PROVIDED MATERIAL:
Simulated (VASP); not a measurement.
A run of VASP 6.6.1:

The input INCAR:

WORK INSTRUCTION:
Answer by repeating every line of the listing exactly.

TASK RESPONSE:
Simulated (VASP); not a measurement.
A run of VASP 6.6.1:

The input INCAR:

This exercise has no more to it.